* **Supplied entries**:
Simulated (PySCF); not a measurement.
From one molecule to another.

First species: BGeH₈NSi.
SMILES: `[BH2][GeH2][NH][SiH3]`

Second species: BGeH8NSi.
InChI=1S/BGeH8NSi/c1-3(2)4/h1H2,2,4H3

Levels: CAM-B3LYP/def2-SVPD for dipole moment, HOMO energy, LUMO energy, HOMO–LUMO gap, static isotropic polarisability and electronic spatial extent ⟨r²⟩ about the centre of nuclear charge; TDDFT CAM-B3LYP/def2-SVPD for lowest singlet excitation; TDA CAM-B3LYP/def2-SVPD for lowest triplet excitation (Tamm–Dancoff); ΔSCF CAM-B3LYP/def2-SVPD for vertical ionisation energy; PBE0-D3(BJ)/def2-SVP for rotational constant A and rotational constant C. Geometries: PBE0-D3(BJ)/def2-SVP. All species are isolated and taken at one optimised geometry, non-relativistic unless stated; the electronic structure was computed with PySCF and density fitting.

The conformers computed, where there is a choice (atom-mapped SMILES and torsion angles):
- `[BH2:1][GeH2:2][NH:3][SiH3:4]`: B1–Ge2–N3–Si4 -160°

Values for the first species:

* **Activity**:
Your answer should be every entry above, repeated exactly.

* **Exercise output**:
Simulated (PySCF); not a measurement.
From one molecule to another.

First species: BGeH₈NSi.
SMILES: `[BH2][GeH2][NH][SiH3]`

Second species: BGeH8NSi.
InChI=1S/BGeH8NSi/c1-3(2)4/h1H2,2,4H3

Levels: CAM-B3LYP/def2-SVPD for dipole moment, HOMO energy, LUMO energy, HOMO–LUMO gap, static isotropic polarisability and electronic spatial extent ⟨r²⟩ about the centre of nuclear charge; TDDFT CAM-B3LYP/def2-SVPD for lowest singlet excitation; TDA CAM-B3LYP/def2-SVPD for lowest triplet excitation (Tamm–Dancoff); ΔSCF CAM-B3LYP/def2-SVPD for vertical ionisation energy; PBE0-D3(BJ)/def2-SVP for rotational constant A and rotational constant C. Geometries: PBE0-D3(BJ)/def2-SVP. All species are isolated and taken at one optimised geometry, non-relativistic unless stated; the electronic structure was computed with PySCF and density fitting.

The conformers computed, where there is a choice (atom-mapped SMILES and torsion angles):
- `[BH2:1][GeH2:2][NH:3][SiH3:4]`: B1–Ge2–N3–Si4 -160°

Values for the first species:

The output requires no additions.